§ **WORK REQUEST**
Every line from the beginning of the data through the line containing "1.053 times those of B3LYP-D3(BJ)/def2-TZVP." should be reproduced exactly, and no further lines should be output.

....
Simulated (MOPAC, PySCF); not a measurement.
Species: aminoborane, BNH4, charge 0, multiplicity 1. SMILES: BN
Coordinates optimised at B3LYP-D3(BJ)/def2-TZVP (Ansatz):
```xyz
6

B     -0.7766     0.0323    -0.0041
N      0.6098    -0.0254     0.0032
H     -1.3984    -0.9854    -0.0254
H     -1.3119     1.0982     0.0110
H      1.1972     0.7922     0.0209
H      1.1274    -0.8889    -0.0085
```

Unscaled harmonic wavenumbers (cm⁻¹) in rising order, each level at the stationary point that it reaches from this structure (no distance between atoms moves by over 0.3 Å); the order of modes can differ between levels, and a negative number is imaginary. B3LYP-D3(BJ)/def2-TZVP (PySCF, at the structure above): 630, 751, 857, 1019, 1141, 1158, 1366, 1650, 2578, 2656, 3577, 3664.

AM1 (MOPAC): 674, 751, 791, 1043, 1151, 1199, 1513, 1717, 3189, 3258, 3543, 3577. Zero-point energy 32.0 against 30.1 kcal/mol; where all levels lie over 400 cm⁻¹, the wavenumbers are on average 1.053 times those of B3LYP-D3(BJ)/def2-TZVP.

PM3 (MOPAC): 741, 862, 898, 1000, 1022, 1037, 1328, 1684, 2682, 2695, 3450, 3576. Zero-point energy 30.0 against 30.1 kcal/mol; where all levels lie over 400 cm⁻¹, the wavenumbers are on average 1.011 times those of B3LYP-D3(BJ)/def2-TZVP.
....

§ **WRITTEN REPLY**
Simulated (MOPAC, PySCF); not a measurement.
Species: aminoborane, BNH4, charge 0, multiplicity 1. SMILES: BN
Coordinates optimised at B3LYP-D3(BJ)/def2-TZVP (Ansatz):
```xyz
6

B     -0.7766     0.0323    -0.0041
N      0.6098    -0.0254     0.0032
H     -1.3984    -0.9854    -0.0254
H     -1.3119     1.0982     0.0110
H      1.1972     0.7922     0.0209
H      1.1274    -0.8889    -0.0085
```

Unscaled harmonic wavenumbers (cm⁻¹) in rising order, each level at the stationary point that it reaches from this structure (no distance between atoms moves by over 0.3 Å); the order of modes can differ between levels, and a negative number is imaginary. B3LYP-D3(BJ)/def2-TZVP (PySCF, at the structure above): 630, 751, 857, 1019, 1141, 1158, 1366, 1650, 2578, 2656, 3577, 3664.

AM1 (MOPAC): 674, 751, 791, 1043, 1151, 1199, 1513, 1717, 3189, 3258, 3543, 3577. Zero-point energy 32.0 against 30.1 kcal/mol; where all levels lie over 400 cm⁻¹, the wavenumbers are on average 1.053 times those of B3LYP-D3(BJ)/def2-TZVP.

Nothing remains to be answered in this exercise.